Dataset entries:
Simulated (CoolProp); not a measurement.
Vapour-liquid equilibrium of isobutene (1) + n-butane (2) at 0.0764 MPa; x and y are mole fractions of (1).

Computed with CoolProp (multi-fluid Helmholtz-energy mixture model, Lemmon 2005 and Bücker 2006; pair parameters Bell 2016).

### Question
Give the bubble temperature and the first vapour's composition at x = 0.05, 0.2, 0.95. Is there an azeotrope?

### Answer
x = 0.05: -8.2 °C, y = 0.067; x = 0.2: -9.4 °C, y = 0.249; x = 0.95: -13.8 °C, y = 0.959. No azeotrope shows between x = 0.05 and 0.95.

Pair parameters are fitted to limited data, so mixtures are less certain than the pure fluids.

Assignment: Would you print exactly the lines from the first line of the entries above through the line that has "Vapour-liquid equilibrium of", both included, and stop there?

Response box:
Simulated (CoolProp); not a measurement.
Vapour-liquid equilibrium of isobutene (1) + n-butane (2) at 0.0764 MPa; x and y are mole fractions of (1).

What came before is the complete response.